▶ _Required action_
Your task is to transcribe the entries below exactly, from their first line down to the line containing "## Frequencies", and to stop there.

▶ _Extracted records_
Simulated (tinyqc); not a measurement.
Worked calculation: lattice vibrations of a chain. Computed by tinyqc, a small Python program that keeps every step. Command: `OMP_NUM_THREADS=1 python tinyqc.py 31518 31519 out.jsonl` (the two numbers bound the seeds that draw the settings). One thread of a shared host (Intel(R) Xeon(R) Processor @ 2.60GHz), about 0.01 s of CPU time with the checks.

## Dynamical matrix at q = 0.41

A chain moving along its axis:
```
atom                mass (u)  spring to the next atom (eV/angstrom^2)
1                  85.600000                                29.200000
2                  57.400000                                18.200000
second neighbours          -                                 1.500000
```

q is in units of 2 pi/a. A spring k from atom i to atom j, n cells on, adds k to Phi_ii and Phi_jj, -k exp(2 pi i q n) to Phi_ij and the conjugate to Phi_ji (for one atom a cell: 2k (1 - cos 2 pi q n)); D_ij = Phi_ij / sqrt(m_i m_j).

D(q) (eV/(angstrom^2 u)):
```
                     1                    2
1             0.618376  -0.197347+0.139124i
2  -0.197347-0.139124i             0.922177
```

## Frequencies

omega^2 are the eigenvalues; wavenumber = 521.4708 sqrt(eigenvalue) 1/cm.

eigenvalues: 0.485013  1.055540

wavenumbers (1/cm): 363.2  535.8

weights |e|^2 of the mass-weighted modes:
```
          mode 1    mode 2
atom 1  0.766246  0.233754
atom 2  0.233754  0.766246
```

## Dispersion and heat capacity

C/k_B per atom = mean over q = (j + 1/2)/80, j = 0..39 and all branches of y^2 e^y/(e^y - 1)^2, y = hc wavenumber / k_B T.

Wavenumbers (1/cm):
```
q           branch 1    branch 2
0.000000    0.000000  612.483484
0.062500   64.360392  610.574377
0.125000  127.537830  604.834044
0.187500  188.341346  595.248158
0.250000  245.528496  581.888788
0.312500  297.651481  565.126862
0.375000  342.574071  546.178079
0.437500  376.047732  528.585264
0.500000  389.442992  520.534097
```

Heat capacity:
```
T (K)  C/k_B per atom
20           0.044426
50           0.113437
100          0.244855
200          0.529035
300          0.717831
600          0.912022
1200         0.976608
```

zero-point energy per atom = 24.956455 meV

▶ _Exercise output_
Simulated (tinyqc); not a measurement.
Worked calculation: lattice vibrations of a chain. Computed by tinyqc, a small Python program that keeps every step. Command: `OMP_NUM_THREADS=1 python tinyqc.py 31518 31519 out.jsonl` (the two numbers bound the seeds that draw the settings). One thread of a shared host (Intel(R) Xeon(R) Processor @ 2.60GHz), about 0.01 s of CPU time with the checks.

## Dynamical matrix at q = 0.41

A chain moving along its axis:
```
atom                mass (u)  spring to the next atom (eV/angstrom^2)
1                  85.600000                                29.200000
2                  57.400000                                18.200000
second neighbours          -                                 1.500000
```

q is in units of 2 pi/a. A spring k from atom i to atom j, n cells on, adds k to Phi_ii and Phi_jj, -k exp(2 pi i q n) to Phi_ij and the conjugate to Phi_ji (for one atom a cell: 2k (1 - cos 2 pi q n)); D_ij = Phi_ij / sqrt(m_i m_j).

D(q) (eV/(angstrom^2 u)):
```
                     1                    2
1             0.618376  -0.197347+0.139124i
2  -0.197347-0.139124i             0.922177
```

## Frequencies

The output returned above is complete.